*** Opening Listed entries ***
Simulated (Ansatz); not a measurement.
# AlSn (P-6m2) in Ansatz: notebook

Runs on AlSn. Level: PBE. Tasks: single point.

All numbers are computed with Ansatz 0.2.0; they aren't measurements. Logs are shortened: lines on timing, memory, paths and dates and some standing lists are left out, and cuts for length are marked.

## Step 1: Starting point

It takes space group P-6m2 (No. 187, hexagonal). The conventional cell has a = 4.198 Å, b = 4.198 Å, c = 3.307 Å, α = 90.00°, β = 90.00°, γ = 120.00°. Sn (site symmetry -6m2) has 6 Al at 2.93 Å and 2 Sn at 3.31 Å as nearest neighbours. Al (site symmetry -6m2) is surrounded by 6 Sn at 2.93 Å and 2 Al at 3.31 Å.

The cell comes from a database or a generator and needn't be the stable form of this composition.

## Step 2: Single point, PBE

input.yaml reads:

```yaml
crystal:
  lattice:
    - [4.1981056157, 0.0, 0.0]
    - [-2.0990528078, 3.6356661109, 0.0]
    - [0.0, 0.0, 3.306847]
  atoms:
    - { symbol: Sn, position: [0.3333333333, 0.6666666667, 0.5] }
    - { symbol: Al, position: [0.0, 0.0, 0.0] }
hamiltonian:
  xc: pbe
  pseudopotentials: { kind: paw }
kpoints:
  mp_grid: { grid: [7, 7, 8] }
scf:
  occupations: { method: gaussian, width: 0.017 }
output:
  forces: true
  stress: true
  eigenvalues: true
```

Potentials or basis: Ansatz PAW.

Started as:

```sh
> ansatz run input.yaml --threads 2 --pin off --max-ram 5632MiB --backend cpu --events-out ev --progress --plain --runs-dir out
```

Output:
*** Closing Listed entries ***

• [Assignment]
Copy the lines above exactly. Start with the line containing "Runs on AlSn.", end with the line containing "It takes space", and include both.

• [Your response]
Runs on AlSn. Level: PBE. Tasks: single point.

All numbers are computed with Ansatz 0.2.0; they aren't measurements. Logs are shortened: lines on timing, memory, paths and dates and some standing lists are left out, and cuts for length are marked.

## Step 1: Starting point

It takes space group P-6m2 (No. 187, hexagonal). The conventional cell has a = 4.198 Å, b = 4.198 Å, c = 3.307 Å, α = 90.00°, β = 90.00°, γ = 120.00°. Sn (site symmetry -6m2) has 6 Al at 2.93 Å and 2 Sn at 3.31 Å as nearest neighbours. Al (site symmetry -6m2) is surrounded by 6 Sn at 2.93 Å and 2 Al at 3.31 Å.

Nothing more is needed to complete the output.